§ Assignment
Your task is to output the entries below word for word.

[Opening Material supplied section]

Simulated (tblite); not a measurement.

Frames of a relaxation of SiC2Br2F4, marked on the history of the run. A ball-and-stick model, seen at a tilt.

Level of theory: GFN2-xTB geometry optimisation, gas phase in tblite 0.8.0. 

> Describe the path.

[Closing Material supplied section]

§ Written solution
Simulated (tblite); not a measurement.

Frames of a relaxation of SiC2Br2F4, marked on the history of the run. A ball-and-stick model, seen at a tilt.

Level of theory: GFN2-xTB geometry optimisation, gas phase in tblite 0.8.0. 

> Describe the path.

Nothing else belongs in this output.